## Activity:
From the first line to the last, write out the records exactly.

● ● ● ● ● ● ●

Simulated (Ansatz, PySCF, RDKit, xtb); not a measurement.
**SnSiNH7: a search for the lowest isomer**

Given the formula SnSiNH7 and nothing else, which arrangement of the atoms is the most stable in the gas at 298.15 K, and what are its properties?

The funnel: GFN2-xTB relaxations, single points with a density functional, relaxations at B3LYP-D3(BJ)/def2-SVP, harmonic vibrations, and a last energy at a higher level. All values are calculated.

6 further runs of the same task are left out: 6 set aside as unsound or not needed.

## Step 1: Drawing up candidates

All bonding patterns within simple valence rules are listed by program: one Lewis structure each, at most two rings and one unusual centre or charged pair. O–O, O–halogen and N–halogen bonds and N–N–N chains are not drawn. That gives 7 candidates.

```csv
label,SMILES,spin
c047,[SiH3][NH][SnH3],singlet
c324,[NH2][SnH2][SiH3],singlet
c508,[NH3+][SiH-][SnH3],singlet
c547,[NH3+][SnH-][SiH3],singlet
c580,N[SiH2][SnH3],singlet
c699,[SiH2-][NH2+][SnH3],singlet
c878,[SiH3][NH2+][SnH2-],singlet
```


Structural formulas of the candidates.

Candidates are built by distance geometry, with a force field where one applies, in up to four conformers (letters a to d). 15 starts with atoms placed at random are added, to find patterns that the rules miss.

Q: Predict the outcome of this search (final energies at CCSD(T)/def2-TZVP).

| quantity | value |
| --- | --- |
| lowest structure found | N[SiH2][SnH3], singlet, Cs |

● ● ● ● ● ● ●

## Written reply:
Simulated (Ansatz, PySCF, RDKit, xtb); not a measurement.
**SnSiNH7: a search for the lowest isomer**

Given the formula SnSiNH7 and nothing else, which arrangement of the atoms is the most stable in the gas at 298.15 K, and what are its properties?

The funnel: GFN2-xTB relaxations, single points with a density functional, relaxations at B3LYP-D3(BJ)/def2-SVP, harmonic vibrations, and a last energy at a higher level. All values are calculated.

6 further runs of the same task are left out: 6 set aside as unsound or not needed.

## Step 1: Drawing up candidates

All bonding patterns within simple valence rules are listed by program: one Lewis structure each, at most two rings and one unusual centre or charged pair. O–O, O–halogen and N–halogen bonds and N–N–N chains are not drawn. That gives 7 candidates.

```csv
label,SMILES,spin
c047,[SiH3][NH][SnH3],singlet
c324,[NH2][SnH2][SiH3],singlet
c508,[NH3+][SiH-][SnH3],singlet
c547,[NH3+][SnH-][SiH3],singlet
c580,N[SiH2][SnH3],singlet
c699,[SiH2-][NH2+][SnH3],singlet
c878,[SiH3][NH2+][SnH2-],singlet
```


Structural formulas of the candidates.

Candidates are built by distance geometry, with a force field where one applies, in up to four conformers (letters a to d). 15 starts with atoms placed at random are added, to find patterns that the rules miss.

Q: Predict the outcome of this search (final energies at CCSD(T)/def2-TZVP).

| quantity | value |
| --- | --- |
| lowest structure found | N[SiH2][SnH3], singlet, Cs |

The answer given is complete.